......

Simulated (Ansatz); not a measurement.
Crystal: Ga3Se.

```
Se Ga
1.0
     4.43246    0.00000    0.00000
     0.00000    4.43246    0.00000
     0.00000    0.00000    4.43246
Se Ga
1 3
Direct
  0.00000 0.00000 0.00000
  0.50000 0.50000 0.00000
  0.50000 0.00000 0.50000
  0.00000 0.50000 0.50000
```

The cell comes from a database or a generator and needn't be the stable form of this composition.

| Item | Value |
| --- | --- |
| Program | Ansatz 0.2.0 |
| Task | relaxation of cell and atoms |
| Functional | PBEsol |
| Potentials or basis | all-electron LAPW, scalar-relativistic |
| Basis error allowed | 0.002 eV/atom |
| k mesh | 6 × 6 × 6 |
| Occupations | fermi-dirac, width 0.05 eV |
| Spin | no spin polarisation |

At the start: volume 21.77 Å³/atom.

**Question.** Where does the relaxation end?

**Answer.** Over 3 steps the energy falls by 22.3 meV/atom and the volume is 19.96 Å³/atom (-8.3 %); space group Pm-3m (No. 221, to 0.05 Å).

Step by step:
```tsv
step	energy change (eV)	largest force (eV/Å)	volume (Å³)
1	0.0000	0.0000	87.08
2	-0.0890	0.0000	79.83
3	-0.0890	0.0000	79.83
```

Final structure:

......

> _Work task_: Could you output every entry from the listing above without altering a word?

> _Answer section_:
Simulated (Ansatz); not a measurement.
Crystal: Ga3Se.

```
Se Ga
1.0
     4.43246    0.00000    0.00000
     0.00000    4.43246    0.00000
     0.00000    0.00000    4.43246
Se Ga
1 3
Direct
  0.00000 0.00000 0.00000
  0.50000 0.50000 0.00000
  0.50000 0.00000 0.50000
  0.00000 0.50000 0.50000
```

The cell comes from a database or a generator and needn't be the stable form of this composition.

| Item | Value |
| --- | --- |
| Program | Ansatz 0.2.0 |
| Task | relaxation of cell and atoms |
| Functional | PBEsol |
| Potentials or basis | all-electron LAPW, scalar-relativistic |
| Basis error allowed | 0.002 eV/atom |
| k mesh | 6 × 6 × 6 |
| Occupations | fermi-dirac, width 0.05 eV |
| Spin | no spin polarisation |

At the start: volume 21.77 Å³/atom.

**Question.** Where does the relaxation end?

**Answer.** Over 3 steps the energy falls by 22.3 meV/atom and the volume is 19.96 Å³/atom (-8.3 %); space group Pm-3m (No. 221, to 0.05 Å).

Step by step:
```tsv
step	energy change (eV)	largest force (eV/Å)	volume (Å³)
1	0.0000	0.0000	87.08
2	-0.0890	0.0000	79.83
3	-0.0890	0.0000	79.83
```

Final structure:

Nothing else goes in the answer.